..............................
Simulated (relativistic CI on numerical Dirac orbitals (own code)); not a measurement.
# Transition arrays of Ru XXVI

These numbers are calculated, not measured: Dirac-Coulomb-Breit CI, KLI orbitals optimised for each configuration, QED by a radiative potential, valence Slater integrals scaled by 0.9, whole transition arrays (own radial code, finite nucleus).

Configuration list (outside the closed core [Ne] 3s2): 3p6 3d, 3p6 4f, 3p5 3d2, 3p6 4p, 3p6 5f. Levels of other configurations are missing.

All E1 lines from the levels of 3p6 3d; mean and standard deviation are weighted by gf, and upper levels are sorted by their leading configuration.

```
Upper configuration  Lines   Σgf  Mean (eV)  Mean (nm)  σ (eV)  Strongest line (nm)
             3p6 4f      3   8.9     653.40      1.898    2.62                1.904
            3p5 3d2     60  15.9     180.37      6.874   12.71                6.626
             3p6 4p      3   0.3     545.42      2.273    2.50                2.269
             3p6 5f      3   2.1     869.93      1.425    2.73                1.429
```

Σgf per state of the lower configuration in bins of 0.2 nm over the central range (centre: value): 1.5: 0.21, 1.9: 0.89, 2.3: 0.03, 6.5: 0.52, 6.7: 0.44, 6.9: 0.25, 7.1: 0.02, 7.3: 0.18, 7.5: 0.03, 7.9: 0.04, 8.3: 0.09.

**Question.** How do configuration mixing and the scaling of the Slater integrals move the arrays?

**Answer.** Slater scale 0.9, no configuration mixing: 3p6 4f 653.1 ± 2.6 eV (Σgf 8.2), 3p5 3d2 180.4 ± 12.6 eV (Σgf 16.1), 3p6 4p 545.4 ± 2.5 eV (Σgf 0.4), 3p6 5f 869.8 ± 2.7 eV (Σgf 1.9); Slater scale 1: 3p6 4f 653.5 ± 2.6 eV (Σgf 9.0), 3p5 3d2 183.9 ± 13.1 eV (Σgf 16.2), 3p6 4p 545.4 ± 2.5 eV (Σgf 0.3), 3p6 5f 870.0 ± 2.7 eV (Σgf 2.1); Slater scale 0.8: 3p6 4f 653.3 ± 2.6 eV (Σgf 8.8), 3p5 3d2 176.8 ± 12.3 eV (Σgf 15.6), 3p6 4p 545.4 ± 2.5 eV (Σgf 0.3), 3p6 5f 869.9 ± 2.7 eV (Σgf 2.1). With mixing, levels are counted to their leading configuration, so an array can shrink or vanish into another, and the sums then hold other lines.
..............................

Work request >>
Print the records above verbatim from their first line to the line containing "# Transition arrays of Ru XXVI", both included, and stop there.

Task response >>
Simulated (relativistic CI on numerical Dirac orbitals (own code)); not a measurement.
# Transition arrays of Ru XXVI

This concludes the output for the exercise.